Work task: Treat the line containing "release 64 (Pd) |" as the last one, and return every line exactly from the first line of the material below up to it.

Top of Extracted entries

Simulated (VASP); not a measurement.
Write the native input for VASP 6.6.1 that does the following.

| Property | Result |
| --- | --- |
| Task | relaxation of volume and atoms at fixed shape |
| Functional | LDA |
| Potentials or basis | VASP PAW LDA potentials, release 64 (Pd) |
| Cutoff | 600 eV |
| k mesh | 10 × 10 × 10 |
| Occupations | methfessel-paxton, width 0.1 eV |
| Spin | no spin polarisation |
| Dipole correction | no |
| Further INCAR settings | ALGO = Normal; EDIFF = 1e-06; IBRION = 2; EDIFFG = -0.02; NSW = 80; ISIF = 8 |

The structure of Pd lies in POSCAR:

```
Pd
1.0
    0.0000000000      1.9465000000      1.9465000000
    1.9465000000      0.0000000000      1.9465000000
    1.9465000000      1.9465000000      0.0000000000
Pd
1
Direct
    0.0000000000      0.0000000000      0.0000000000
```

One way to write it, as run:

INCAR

Bottom of Extracted entries

Exercise answer:
Simulated (VASP); not a measurement.
Write the native input for VASP 6.6.1 that does the following.

| Property | Result |
| --- | --- |
| Task | relaxation of volume and atoms at fixed shape |
| Functional | LDA |
| Potentials or basis | VASP PAW LDA potentials, release 64 (Pd) |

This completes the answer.